*BRIEF*
The lines from the start of the data up to and including the one with "Computed with pycalphad" should be returned exactly, and nothing else.

*LISTED ENTRIES*
_ _ _ _ _
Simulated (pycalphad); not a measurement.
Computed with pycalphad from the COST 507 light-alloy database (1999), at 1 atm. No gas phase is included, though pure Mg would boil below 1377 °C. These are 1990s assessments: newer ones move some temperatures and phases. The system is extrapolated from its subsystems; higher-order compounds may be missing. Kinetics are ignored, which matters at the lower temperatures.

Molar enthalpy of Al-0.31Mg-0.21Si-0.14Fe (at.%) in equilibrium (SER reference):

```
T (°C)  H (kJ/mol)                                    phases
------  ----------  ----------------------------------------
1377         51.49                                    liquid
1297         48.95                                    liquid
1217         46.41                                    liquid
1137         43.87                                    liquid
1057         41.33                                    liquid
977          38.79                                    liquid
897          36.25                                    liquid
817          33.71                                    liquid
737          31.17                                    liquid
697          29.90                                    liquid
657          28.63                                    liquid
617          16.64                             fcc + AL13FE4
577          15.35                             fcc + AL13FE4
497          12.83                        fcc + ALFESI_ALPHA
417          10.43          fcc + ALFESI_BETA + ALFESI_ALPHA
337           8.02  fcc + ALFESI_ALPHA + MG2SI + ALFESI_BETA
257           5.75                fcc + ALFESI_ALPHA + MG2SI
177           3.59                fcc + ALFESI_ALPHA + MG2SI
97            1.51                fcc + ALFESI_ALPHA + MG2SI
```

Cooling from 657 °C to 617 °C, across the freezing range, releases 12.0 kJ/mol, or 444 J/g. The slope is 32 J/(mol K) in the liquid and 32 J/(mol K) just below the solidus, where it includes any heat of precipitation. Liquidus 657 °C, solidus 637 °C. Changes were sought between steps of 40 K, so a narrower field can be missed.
_ _ _ _ _

*ANSWER BOX*
Simulated (pycalphad); not a measurement.
Computed with pycalphad from the COST 507 light-alloy database (1999), at 1 atm. No gas phase is included, though pure Mg would boil below 1377 °C. These are 1990s assessments: newer ones move some temperatures and phases. The system is extrapolated from its subsystems; higher-order compounds may be missing. Kinetics are ignored, which matters at the lower temperatures.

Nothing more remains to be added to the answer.